☆ ☆ ☆

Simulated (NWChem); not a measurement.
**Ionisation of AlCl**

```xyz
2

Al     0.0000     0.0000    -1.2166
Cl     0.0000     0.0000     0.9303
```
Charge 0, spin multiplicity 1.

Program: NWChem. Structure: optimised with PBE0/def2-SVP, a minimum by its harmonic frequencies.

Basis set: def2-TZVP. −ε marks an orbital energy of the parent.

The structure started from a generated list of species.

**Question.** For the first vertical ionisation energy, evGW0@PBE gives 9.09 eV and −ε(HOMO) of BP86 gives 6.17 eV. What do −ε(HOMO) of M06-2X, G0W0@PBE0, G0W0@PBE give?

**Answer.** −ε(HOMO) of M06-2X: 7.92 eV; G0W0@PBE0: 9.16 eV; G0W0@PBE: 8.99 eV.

☆ ☆ ☆

Return nothing but the lines from the start of the listing above through the line containing "G0W0@PBE0, G0W0@PBE give?", exactly as given.

- **EXERCISE ANSWER**
Simulated (NWChem); not a measurement.
**Ionisation of AlCl**

```xyz
2

Al     0.0000     0.0000    -1.2166
Cl     0.0000     0.0000     0.9303
```
Charge 0, spin multiplicity 1.

Program: NWChem. Structure: optimised with PBE0/def2-SVP, a minimum by its harmonic frequencies.

Basis set: def2-TZVP. −ε marks an orbital energy of the parent.

The structure started from a generated list of species.

**Question.** For the first vertical ionisation energy, evGW0@PBE gives 9.09 eV and −ε(HOMO) of BP86 gives 6.17 eV. What do −ε(HOMO) of M06-2X, G0W0@PBE0, G0W0@PBE give?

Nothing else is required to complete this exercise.